Assigned task: Quote each record exactly, please, leaving none out.

Entries supplied:
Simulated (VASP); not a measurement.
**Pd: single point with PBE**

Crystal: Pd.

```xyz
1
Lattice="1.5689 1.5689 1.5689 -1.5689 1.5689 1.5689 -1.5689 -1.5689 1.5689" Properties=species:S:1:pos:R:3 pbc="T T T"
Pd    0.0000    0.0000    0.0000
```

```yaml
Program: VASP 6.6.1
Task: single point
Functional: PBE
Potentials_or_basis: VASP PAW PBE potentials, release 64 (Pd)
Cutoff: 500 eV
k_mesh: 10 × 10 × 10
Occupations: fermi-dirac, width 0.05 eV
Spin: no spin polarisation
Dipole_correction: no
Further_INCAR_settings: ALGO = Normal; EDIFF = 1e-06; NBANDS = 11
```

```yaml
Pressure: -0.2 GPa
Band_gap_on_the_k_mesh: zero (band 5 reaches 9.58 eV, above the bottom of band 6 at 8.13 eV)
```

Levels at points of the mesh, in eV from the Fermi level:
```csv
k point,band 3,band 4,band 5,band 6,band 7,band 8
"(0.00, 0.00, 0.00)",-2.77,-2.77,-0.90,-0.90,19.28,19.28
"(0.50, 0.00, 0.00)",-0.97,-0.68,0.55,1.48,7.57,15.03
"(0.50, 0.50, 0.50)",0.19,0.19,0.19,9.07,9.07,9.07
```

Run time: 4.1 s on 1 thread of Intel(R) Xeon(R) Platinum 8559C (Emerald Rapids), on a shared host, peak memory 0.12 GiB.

Answer space:
Simulated (VASP); not a measurement.
**Pd: single point with PBE**

Crystal: Pd.

```xyz
1
Lattice="1.5689 1.5689 1.5689 -1.5689 1.5689 1.5689 -1.5689 -1.5689 1.5689" Properties=species:S:1:pos:R:3 pbc="T T T"
Pd    0.0000    0.0000    0.0000
```

```yaml
Program: VASP 6.6.1
Task: single point
Functional: PBE
Potentials_or_basis: VASP PAW PBE potentials, release 64 (Pd)
Cutoff: 500 eV
k_mesh: 10 × 10 × 10
Occupations: fermi-dirac, width 0.05 eV
Spin: no spin polarisation
Dipole_correction: no
Further_INCAR_settings: ALGO = Normal; EDIFF = 1e-06; NBANDS = 11
```

```yaml
Pressure: -0.2 GPa
Band_gap_on_the_k_mesh: zero (band 5 reaches 9.58 eV, above the bottom of band 6 at 8.13 eV)
```

Levels at points of the mesh, in eV from the Fermi level:
```csv
k point,band 3,band 4,band 5,band 6,band 7,band 8
"(0.00, 0.00, 0.00)",-2.77,-2.77,-0.90,-0.90,19.28,19.28
"(0.50, 0.00, 0.00)",-0.97,-0.68,0.55,1.48,7.57,15.03
"(0.50, 0.50, 0.50)",0.19,0.19,0.19,9.07,9.07,9.07
```

Run time: 4.1 s on 1 thread of Intel(R) Xeon(R) Platinum 8559C (Emerald Rapids), on a shared host, peak memory 0.12 GiB.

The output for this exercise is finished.